Work instruction:
Beginning with the first line of the material, set down each line exactly as written, up to and including the line with "The runs use".

Material shown:
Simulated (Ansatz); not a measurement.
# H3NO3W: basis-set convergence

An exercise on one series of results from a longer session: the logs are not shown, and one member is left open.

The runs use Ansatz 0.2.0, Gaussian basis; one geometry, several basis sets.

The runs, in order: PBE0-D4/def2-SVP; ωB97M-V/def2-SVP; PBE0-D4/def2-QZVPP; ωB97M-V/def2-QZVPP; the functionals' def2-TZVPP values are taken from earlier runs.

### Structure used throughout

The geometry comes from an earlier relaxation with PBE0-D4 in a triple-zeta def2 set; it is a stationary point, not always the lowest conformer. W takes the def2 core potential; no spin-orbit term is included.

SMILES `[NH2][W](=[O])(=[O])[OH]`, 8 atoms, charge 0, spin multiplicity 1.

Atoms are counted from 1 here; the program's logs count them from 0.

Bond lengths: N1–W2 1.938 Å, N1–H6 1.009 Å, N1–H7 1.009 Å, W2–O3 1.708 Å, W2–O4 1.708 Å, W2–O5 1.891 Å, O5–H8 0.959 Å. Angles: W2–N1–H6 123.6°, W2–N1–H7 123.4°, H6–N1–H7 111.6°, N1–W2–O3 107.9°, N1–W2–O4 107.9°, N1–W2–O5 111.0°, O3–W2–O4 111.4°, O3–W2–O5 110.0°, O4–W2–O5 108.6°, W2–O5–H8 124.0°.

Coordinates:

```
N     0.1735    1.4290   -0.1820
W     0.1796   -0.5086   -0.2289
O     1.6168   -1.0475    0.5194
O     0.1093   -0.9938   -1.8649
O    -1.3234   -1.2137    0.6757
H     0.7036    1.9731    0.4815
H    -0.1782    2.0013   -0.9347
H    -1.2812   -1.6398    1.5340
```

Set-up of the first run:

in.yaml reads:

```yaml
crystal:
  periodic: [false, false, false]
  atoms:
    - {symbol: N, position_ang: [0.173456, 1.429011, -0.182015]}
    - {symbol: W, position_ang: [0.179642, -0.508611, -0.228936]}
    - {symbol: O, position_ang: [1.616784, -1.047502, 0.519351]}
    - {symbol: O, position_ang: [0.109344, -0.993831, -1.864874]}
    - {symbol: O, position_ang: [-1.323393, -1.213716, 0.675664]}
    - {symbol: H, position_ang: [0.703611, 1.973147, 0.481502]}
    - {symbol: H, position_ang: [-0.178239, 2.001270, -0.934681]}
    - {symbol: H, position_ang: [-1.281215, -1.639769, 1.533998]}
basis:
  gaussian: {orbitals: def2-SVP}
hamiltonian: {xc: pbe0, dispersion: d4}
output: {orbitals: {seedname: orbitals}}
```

Response box:
Simulated (Ansatz); not a measurement.
# H3NO3W: basis-set convergence

An exercise on one series of results from a longer session: the logs are not shown, and one member is left open.

The runs use Ansatz 0.2.0, Gaussian basis; one geometry, several basis sets.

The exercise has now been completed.